= Beginning of Section =
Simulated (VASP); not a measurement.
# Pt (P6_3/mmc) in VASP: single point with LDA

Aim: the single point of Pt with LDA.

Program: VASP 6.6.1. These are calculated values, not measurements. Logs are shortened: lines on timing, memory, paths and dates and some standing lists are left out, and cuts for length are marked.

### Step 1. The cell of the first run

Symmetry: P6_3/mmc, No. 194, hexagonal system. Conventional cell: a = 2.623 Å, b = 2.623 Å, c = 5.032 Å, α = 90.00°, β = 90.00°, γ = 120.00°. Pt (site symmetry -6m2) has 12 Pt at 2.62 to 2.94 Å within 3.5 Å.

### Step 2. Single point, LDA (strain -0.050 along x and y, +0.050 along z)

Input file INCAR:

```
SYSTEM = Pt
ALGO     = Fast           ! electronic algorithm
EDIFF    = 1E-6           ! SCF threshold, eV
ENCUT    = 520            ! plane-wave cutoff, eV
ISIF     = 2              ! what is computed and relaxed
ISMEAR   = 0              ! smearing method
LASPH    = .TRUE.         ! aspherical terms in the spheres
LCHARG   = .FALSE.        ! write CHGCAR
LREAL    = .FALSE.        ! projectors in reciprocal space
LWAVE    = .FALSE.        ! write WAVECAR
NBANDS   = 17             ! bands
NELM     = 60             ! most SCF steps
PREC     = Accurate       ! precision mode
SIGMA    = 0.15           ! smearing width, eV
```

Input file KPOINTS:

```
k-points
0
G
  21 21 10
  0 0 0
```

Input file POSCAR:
= End of Section =

__Action item__. Please transcribe all of the data above exactly.

__Your response__.
Simulated (VASP); not a measurement.
# Pt (P6_3/mmc) in VASP: single point with LDA

Aim: the single point of Pt with LDA.

Program: VASP 6.6.1. These are calculated values, not measurements. Logs are shortened: lines on timing, memory, paths and dates and some standing lists are left out, and cuts for length are marked.

### Step 1. The cell of the first run

Symmetry: P6_3/mmc, No. 194, hexagonal system. Conventional cell: a = 2.623 Å, b = 2.623 Å, c = 5.032 Å, α = 90.00°, β = 90.00°, γ = 120.00°. Pt (site symmetry -6m2) has 12 Pt at 2.62 to 2.94 Å within 3.5 Å.

### Step 2. Single point, LDA (strain -0.050 along x and y, +0.050 along z)

Input file INCAR:

```
SYSTEM = Pt
ALGO     = Fast           ! electronic algorithm
EDIFF    = 1E-6           ! SCF threshold, eV
ENCUT    = 520            ! plane-wave cutoff, eV
ISIF     = 2              ! what is computed and relaxed
ISMEAR   = 0              ! smearing method
LASPH    = .TRUE.         ! aspherical terms in the spheres
LCHARG   = .FALSE.        ! write CHGCAR
LREAL    = .FALSE.        ! projectors in reciprocal space
LWAVE    = .FALSE.        ! write WAVECAR
NBANDS   = 17             ! bands
NELM     = 60             ! most SCF steps
PREC     = Accurate       ! precision mode
SIGMA    = 0.15           ! smearing width, eV
```

Input file KPOINTS:

```
k-points
0
G
  21 21 10
  0 0 0
```

Input file POSCAR:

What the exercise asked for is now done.